════════
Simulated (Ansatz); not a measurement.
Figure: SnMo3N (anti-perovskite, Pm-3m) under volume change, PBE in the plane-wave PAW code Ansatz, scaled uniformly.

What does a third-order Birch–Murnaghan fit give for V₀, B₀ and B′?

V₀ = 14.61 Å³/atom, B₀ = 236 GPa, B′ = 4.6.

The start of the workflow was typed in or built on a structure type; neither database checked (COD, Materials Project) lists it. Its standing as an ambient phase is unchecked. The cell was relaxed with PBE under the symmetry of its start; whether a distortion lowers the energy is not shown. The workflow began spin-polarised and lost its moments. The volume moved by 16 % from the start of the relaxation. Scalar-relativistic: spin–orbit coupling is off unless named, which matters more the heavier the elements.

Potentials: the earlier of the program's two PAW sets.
════════

▸ **Requirement**
Reprint exactly the lines above that start at the one with "What does a" and end at the one with "The start of the workflow", keeping both and adding none.

▸ **Expected answer**
What does a third-order Birch–Murnaghan fit give for V₀, B₀ and B′?

V₀ = 14.61 Å³/atom, B₀ = 236 GPa, B′ = 4.6.

The start of the workflow was typed in or built on a structure type; neither database checked (COD, Materials Project) lists it. Its standing as an ambient phase is unchecked. The cell was relaxed with PBE under the symmetry of its start; whether a distortion lowers the energy is not shown. The workflow began spin-polarised and lost its moments. The volume moved by 16 % from the start of the relaxation. Scalar-relativistic: spin–orbit coupling is off unless named, which matters more the heavier the elements.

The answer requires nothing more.